**Activity**
All of the data that follows should be output again without any alteration.

**Material provided**
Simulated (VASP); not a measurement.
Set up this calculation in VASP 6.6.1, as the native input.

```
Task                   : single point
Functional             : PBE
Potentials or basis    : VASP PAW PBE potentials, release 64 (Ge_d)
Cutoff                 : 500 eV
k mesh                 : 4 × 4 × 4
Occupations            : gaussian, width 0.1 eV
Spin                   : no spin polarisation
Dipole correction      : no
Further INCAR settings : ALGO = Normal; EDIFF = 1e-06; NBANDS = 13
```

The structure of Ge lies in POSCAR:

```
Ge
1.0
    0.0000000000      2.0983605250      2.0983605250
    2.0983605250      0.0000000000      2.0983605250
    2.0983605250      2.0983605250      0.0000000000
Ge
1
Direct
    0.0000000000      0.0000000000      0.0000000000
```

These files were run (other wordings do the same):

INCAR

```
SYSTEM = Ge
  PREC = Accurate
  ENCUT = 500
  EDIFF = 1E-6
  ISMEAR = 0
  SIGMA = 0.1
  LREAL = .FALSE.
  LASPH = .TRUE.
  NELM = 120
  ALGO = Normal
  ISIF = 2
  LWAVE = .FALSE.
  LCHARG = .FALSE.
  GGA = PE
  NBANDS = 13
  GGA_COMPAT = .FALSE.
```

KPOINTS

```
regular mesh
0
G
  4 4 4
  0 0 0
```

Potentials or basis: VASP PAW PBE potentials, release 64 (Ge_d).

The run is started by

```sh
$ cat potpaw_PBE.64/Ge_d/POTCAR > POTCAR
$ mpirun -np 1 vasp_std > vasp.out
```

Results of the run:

**Response area**
Simulated (VASP); not a measurement.
Set up this calculation in VASP 6.6.1, as the native input.

```
Task                   : single point
Functional             : PBE
Potentials or basis    : VASP PAW PBE potentials, release 64 (Ge_d)
Cutoff                 : 500 eV
k mesh                 : 4 × 4 × 4
Occupations            : gaussian, width 0.1 eV
Spin                   : no spin polarisation
Dipole correction      : no
Further INCAR settings : ALGO = Normal; EDIFF = 1e-06; NBANDS = 13
```

The structure of Ge lies in POSCAR:

```
Ge
1.0
    0.0000000000      2.0983605250      2.0983605250
    2.0983605250      0.0000000000      2.0983605250
    2.0983605250      2.0983605250      0.0000000000
Ge
1
Direct
    0.0000000000      0.0000000000      0.0000000000
```

These files were run (other wordings do the same):

INCAR

```
SYSTEM = Ge
  PREC = Accurate
  ENCUT = 500
  EDIFF = 1E-6
  ISMEAR = 0
  SIGMA = 0.1
  LREAL = .FALSE.
  LASPH = .TRUE.
  NELM = 120
  ALGO = Normal
  ISIF = 2
  LWAVE = .FALSE.
  LCHARG = .FALSE.
  GGA = PE
  NBANDS = 13
  GGA_COMPAT = .FALSE.
```

KPOINTS

```
regular mesh
0
G
  4 4 4
  0 0 0
```

Potentials or basis: VASP PAW PBE potentials, release 64 (Ge_d).

The run is started by

```sh
$ cat potpaw_PBE.64/Ge_d/POTCAR > POTCAR
$ mpirun -np 1 vasp_std > vasp.out
```

Results of the run:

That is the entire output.